> _DATA EXCERPTS_
.....
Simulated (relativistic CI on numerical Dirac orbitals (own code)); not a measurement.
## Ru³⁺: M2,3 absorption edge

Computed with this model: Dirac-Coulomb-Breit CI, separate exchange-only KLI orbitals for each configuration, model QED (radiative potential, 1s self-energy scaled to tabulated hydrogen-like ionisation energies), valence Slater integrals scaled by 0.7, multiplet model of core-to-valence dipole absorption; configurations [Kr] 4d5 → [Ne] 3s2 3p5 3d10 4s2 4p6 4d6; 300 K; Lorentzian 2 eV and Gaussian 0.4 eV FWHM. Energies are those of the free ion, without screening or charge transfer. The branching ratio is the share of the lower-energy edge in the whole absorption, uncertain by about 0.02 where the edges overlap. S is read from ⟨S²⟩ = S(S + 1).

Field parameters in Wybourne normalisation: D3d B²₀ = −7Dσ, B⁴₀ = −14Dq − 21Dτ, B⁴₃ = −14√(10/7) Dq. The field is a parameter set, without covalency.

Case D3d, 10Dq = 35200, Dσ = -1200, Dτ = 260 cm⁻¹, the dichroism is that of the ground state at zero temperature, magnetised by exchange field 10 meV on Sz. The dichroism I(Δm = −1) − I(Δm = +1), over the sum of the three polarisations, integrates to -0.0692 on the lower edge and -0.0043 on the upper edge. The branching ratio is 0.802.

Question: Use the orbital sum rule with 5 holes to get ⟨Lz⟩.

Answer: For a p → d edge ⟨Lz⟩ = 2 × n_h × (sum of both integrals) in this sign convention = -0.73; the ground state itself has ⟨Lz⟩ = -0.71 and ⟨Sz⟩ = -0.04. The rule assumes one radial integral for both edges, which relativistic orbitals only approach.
.....

> _ASSIGNMENT_
Would you restate exactly the lines of the material above, from its opening line through the line with "## Ru³⁺: M2,3 absorption edge", and output only those?

> _TASK RESULT_
Simulated (relativistic CI on numerical Dirac orbitals (own code)); not a measurement.
## Ru³⁺: M2,3 absorption edge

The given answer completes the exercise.